- Opening Delimiter -
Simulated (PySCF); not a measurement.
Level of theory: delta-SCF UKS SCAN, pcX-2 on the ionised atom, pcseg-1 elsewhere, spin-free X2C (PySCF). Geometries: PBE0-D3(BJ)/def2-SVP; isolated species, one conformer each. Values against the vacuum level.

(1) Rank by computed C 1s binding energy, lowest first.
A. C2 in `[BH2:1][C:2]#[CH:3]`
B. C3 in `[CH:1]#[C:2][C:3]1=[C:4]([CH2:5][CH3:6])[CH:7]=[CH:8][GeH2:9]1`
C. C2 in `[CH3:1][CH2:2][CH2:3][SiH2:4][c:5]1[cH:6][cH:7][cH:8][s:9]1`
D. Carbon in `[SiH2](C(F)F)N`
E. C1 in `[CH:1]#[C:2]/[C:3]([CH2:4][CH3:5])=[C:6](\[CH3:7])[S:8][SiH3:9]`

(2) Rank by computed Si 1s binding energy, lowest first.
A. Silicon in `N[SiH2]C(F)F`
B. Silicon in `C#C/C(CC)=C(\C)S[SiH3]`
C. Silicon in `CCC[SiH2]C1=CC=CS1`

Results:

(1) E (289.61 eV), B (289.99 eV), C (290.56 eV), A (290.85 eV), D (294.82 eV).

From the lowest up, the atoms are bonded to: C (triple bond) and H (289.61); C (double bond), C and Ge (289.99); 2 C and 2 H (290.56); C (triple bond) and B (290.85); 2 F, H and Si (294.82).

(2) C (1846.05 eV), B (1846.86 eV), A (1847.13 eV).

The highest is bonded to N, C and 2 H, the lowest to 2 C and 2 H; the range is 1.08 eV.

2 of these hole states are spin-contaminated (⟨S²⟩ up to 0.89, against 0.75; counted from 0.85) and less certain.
- Closing Delimiter -

__Work order__:
Output the listing above word for word, from the opening line through the line that contains "(1) E (289.61", and leave out everything after it.

__Response area__:
Simulated (PySCF); not a measurement.
Level of theory: delta-SCF UKS SCAN, pcX-2 on the ionised atom, pcseg-1 elsewhere, spin-free X2C (PySCF). Geometries: PBE0-D3(BJ)/def2-SVP; isolated species, one conformer each. Values against the vacuum level.

(1) Rank by computed C 1s binding energy, lowest first.
A. C2 in `[BH2:1][C:2]#[CH:3]`
B. C3 in `[CH:1]#[C:2][C:3]1=[C:4]([CH2:5][CH3:6])[CH:7]=[CH:8][GeH2:9]1`
C. C2 in `[CH3:1][CH2:2][CH2:3][SiH2:4][c:5]1[cH:6][cH:7][cH:8][s:9]1`
D. Carbon in `[SiH2](C(F)F)N`
E. C1 in `[CH:1]#[C:2]/[C:3]([CH2:4][CH3:5])=[C:6](\[CH3:7])[S:8][SiH3:9]`

(2) Rank by computed Si 1s binding energy, lowest first.
A. Silicon in `N[SiH2]C(F)F`
B. Silicon in `C#C/C(CC)=C(\C)S[SiH3]`
C. Silicon in `CCC[SiH2]C1=CC=CS1`

Results:

(1) E (289.61 eV), B (289.99 eV), C (290.56 eV), A (290.85 eV), D (294.82 eV).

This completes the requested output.